## PROVIDED INFORMATION
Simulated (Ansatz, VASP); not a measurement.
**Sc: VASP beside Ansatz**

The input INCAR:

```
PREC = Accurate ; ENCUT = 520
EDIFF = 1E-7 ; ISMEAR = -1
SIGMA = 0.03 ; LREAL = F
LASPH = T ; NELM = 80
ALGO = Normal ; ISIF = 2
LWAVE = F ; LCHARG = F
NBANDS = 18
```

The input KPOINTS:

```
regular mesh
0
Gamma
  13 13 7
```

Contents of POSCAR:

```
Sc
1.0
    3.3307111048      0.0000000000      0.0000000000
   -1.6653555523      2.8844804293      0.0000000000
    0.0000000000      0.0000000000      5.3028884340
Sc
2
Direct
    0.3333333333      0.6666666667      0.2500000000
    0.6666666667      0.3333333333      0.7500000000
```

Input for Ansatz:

## ACTION ITEM
Copy out the records once more, exactly as they are written.

## EXERCISE OUTPUT
Simulated (Ansatz, VASP); not a measurement.
**Sc: VASP beside Ansatz**

The input INCAR:

```
PREC = Accurate ; ENCUT = 520
EDIFF = 1E-7 ; ISMEAR = -1
SIGMA = 0.03 ; LREAL = F
LASPH = T ; NELM = 80
ALGO = Normal ; ISIF = 2
LWAVE = F ; LCHARG = F
NBANDS = 18
```

The input KPOINTS:

```
regular mesh
0
Gamma
  13 13 7
```

Contents of POSCAR:

```
Sc
1.0
    3.3307111048      0.0000000000      0.0000000000
   -1.6653555523      2.8844804293      0.0000000000
    0.0000000000      0.0000000000      5.3028884340
Sc
2
Direct
    0.3333333333      0.6666666667      0.2500000000
    0.6666666667      0.3333333333      0.7500000000
```

Input for Ansatz:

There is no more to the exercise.